> Brief: Take the listing below and output it again exactly.

> Information:
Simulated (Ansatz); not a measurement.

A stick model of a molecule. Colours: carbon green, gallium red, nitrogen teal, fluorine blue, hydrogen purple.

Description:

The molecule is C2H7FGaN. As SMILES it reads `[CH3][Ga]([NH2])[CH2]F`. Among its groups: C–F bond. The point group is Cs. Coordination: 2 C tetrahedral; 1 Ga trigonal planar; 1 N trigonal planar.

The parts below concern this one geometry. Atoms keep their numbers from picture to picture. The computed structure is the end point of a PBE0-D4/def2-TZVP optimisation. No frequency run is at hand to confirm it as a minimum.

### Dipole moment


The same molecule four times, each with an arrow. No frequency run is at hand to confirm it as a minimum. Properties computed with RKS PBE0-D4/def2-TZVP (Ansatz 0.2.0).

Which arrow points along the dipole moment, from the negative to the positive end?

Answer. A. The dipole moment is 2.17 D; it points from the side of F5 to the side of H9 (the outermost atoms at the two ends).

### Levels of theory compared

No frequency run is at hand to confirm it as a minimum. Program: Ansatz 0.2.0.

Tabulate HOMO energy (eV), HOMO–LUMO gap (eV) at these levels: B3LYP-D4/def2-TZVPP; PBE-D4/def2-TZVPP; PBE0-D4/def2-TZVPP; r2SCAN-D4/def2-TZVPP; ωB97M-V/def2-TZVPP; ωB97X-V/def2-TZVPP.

> Answer section:
Simulated (Ansatz); not a measurement.

A stick model of a molecule. Colours: carbon green, gallium red, nitrogen teal, fluorine blue, hydrogen purple.

Description:

The molecule is C2H7FGaN. As SMILES it reads `[CH3][Ga]([NH2])[CH2]F`. Among its groups: C–F bond. The point group is Cs. Coordination: 2 C tetrahedral; 1 Ga trigonal planar; 1 N trigonal planar.

The parts below concern this one geometry. Atoms keep their numbers from picture to picture. The computed structure is the end point of a PBE0-D4/def2-TZVP optimisation. No frequency run is at hand to confirm it as a minimum.

### Dipole moment


The same molecule four times, each with an arrow. No frequency run is at hand to confirm it as a minimum. Properties computed with RKS PBE0-D4/def2-TZVP (Ansatz 0.2.0).

Which arrow points along the dipole moment, from the negative to the positive end?

Answer. A. The dipole moment is 2.17 D; it points from the side of F5 to the side of H9 (the outermost atoms at the two ends).

### Levels of theory compared

No frequency run is at hand to confirm it as a minimum. Program: Ansatz 0.2.0.

Tabulate HOMO energy (eV), HOMO–LUMO gap (eV) at these levels: B3LYP-D4/def2-TZVPP; PBE-D4/def2-TZVPP; PBE0-D4/def2-TZVPP; r2SCAN-D4/def2-TZVPP; ωB97M-V/def2-TZVPP; ωB97X-V/def2-TZVPP.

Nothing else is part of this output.